# ASSIGNMENT:
Each entry below must be repeated word for word.

# SUPPLIED RECORDS:
::::::
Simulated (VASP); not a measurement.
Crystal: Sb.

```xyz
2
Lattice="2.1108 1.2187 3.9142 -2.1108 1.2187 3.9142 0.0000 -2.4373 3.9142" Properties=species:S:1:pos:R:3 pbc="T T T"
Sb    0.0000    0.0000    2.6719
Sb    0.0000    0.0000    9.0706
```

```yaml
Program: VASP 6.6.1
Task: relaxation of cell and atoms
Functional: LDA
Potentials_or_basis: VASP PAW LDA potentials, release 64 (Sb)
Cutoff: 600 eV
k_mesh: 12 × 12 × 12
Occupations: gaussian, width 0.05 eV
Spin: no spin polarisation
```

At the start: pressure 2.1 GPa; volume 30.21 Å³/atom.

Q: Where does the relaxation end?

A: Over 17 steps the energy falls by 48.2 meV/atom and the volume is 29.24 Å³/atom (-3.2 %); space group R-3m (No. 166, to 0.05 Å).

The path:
::::::

# SOLUTION:
Simulated (VASP); not a measurement.
Crystal: Sb.

```xyz
2
Lattice="2.1108 1.2187 3.9142 -2.1108 1.2187 3.9142 0.0000 -2.4373 3.9142" Properties=species:S:1:pos:R:3 pbc="T T T"
Sb    0.0000    0.0000    2.6719
Sb    0.0000    0.0000    9.0706
```

```yaml
Program: VASP 6.6.1
Task: relaxation of cell and atoms
Functional: LDA
Potentials_or_basis: VASP PAW LDA potentials, release 64 (Sb)
Cutoff: 600 eV
k_mesh: 12 × 12 × 12
Occupations: gaussian, width 0.05 eV
Spin: no spin polarisation
```

At the start: pressure 2.1 GPa; volume 30.21 Å³/atom.

Q: Where does the relaxation end?

A: Over 17 steps the energy falls by 48.2 meV/atom and the volume is 29.24 Å³/atom (-3.2 %); space group R-3m (No. 166, to 0.05 Å).

The path:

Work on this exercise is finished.